*** Opening Data ***

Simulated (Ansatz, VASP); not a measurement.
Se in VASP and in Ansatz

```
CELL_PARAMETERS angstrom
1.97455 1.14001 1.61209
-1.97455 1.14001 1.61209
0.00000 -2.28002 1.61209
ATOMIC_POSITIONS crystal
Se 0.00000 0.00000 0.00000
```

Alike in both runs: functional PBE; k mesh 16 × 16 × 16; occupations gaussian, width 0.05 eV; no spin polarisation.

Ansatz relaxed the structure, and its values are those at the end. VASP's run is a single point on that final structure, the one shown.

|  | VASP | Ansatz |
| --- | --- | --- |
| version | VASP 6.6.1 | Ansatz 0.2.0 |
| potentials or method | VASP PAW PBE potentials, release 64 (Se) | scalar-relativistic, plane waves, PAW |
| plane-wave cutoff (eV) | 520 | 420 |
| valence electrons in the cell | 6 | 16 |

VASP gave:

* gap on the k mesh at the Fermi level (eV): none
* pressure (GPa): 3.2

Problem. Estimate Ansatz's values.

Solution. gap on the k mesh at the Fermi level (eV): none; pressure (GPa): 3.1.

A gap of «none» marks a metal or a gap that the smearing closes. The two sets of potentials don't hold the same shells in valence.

*** Closing Data ***

▶ **Task item**
Exact duplication is required for the lines above, from the line that contains "VASP | Ansatz |" to the line that contains "Solution. gap on", inclusive; omit all others.

▶ **Reply**
|  | VASP | Ansatz |
| --- | --- | --- |
| version | VASP 6.6.1 | Ansatz 0.2.0 |
| potentials or method | VASP PAW PBE potentials, release 64 (Se) | scalar-relativistic, plane waves, PAW |
| plane-wave cutoff (eV) | 520 | 420 |
| valence electrons in the cell | 6 | 16 |

VASP gave:

* gap on the k mesh at the Fermi level (eV): none
* pressure (GPa): 3.2

Problem. Estimate Ansatz's values.

Solution. gap on the k mesh at the Fermi level (eV): none; pressure (GPa): 3.1.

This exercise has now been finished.